Start of RECORD SET
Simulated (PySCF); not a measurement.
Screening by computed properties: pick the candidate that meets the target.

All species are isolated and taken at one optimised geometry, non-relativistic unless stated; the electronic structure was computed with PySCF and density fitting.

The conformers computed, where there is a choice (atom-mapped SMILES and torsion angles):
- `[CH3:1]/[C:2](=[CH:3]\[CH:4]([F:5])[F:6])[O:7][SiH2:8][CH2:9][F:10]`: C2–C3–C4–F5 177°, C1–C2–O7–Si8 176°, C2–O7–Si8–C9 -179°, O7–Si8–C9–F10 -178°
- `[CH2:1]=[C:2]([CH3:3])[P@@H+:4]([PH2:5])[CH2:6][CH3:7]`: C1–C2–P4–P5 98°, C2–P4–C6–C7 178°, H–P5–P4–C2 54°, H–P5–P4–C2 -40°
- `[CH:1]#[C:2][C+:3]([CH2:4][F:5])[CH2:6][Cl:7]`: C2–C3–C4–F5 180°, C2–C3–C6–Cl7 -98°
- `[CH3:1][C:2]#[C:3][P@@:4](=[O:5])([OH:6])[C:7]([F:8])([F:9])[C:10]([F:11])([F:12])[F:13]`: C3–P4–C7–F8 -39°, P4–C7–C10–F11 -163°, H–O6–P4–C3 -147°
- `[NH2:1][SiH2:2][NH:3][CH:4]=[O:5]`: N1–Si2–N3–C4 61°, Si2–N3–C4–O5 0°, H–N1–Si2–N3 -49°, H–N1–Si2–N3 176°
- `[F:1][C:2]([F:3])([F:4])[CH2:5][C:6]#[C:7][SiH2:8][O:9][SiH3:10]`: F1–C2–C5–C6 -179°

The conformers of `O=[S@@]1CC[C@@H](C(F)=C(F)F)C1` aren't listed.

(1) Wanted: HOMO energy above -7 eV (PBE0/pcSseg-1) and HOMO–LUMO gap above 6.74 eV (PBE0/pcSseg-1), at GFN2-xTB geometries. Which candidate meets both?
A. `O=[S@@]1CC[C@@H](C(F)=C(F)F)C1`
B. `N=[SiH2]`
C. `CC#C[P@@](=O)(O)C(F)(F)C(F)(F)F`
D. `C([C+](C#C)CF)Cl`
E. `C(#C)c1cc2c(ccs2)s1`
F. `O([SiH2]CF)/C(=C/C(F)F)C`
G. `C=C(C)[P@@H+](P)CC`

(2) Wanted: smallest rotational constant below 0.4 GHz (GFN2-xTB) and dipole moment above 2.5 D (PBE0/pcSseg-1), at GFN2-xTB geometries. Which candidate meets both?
End of RECORD SET

> [ACTION ITEM]: Exactly as written, please transcribe the lines from the start of the records above to the line that holds "-179°, O7–Si8–C9–F10 -178°", both ends included.

> [ANSWER SPACE]:
Simulated (PySCF); not a measurement.
Screening by computed properties: pick the candidate that meets the target.

All species are isolated and taken at one optimised geometry, non-relativistic unless stated; the electronic structure was computed with PySCF and density fitting.

The conformers computed, where there is a choice (atom-mapped SMILES and torsion angles):
- `[CH3:1]/[C:2](=[CH:3]\[CH:4]([F:5])[F:6])[O:7][SiH2:8][CH2:9][F:10]`: C2–C3–C4–F5 177°, C1–C2–O7–Si8 176°, C2–O7–Si8–C9 -179°, O7–Si8–C9–F10 -178°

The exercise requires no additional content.